####################
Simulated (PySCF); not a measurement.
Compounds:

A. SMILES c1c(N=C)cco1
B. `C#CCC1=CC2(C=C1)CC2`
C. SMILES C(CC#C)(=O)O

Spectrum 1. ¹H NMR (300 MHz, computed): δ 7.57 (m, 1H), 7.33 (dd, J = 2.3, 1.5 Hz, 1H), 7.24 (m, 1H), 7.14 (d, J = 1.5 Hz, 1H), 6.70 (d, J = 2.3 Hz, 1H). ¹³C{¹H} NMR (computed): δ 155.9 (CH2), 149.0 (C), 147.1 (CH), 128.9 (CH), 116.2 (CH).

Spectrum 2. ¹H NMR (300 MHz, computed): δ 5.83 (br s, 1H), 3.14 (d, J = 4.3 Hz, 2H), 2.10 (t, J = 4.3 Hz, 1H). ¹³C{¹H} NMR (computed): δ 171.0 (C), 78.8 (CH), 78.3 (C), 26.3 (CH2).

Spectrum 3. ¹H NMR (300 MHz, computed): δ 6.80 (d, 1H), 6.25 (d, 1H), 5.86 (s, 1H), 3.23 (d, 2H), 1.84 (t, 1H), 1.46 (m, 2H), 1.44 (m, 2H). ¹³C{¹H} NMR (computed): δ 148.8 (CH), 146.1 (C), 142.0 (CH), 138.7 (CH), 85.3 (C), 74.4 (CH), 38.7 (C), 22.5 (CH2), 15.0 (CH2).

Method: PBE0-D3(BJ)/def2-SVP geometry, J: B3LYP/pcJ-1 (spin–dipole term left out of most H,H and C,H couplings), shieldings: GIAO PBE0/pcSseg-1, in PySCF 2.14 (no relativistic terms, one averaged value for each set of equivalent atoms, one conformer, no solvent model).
####################

> **Assigned task**: Transcribe exactly, and only, the lines from the opening line of the records through the line containing "Spectrum 3. ¹H".

> **Exercise output**:
Simulated (PySCF); not a measurement.
Compounds:

A. SMILES c1c(N=C)cco1
B. `C#CCC1=CC2(C=C1)CC2`
C. SMILES C(CC#C)(=O)O

Spectrum 1. ¹H NMR (300 MHz, computed): δ 7.57 (m, 1H), 7.33 (dd, J = 2.3, 1.5 Hz, 1H), 7.24 (m, 1H), 7.14 (d, J = 1.5 Hz, 1H), 6.70 (d, J = 2.3 Hz, 1H). ¹³C{¹H} NMR (computed): δ 155.9 (CH2), 149.0 (C), 147.1 (CH), 128.9 (CH), 116.2 (CH).

Spectrum 2. ¹H NMR (300 MHz, computed): δ 5.83 (br s, 1H), 3.14 (d, J = 4.3 Hz, 2H), 2.10 (t, J = 4.3 Hz, 1H). ¹³C{¹H} NMR (computed): δ 171.0 (C), 78.8 (CH), 78.3 (C), 26.3 (CH2).

Spectrum 3. ¹H NMR (300 MHz, computed): δ 6.80 (d, 1H), 6.25 (d, 1H), 5.86 (s, 1H), 3.23 (d, 2H), 1.84 (t, 1H), 1.46 (m, 2H), 1.44 (m, 2H). ¹³C{¹H} NMR (computed): δ 148.8 (CH), 146.1 (C), 142.0 (CH), 138.7 (CH), 85.3 (C), 74.4 (CH), 38.7 (C), 22.5 (CH2), 15.0 (CH2).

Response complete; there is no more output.